- [Task item]
All of the data below should be copied exactly as it stands.

- [Data section]
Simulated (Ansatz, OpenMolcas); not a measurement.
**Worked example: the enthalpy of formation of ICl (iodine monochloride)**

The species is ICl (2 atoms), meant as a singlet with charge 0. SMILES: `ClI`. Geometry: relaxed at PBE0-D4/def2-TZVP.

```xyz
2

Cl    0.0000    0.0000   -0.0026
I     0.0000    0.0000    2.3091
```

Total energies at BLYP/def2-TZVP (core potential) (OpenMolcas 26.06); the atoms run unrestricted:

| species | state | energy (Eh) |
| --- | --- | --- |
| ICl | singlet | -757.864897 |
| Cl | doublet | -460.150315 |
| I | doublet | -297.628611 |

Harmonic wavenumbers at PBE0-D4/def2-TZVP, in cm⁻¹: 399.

- [Exercise result]
Simulated (Ansatz, OpenMolcas); not a measurement.
**Worked example: the enthalpy of formation of ICl (iodine monochloride)**

The species is ICl (2 atoms), meant as a singlet with charge 0. SMILES: `ClI`. Geometry: relaxed at PBE0-D4/def2-TZVP.

```xyz
2

Cl    0.0000    0.0000   -0.0026
I     0.0000    0.0000    2.3091
```

Total energies at BLYP/def2-TZVP (core potential) (OpenMolcas 26.06); the atoms run unrestricted:

| species | state | energy (Eh) |
| --- | --- | --- |
| ICl | singlet | -757.864897 |
| Cl | doublet | -460.150315 |
| I | doublet | -297.628611 |

Harmonic wavenumbers at PBE0-D4/def2-TZVP, in cm⁻¹: 399.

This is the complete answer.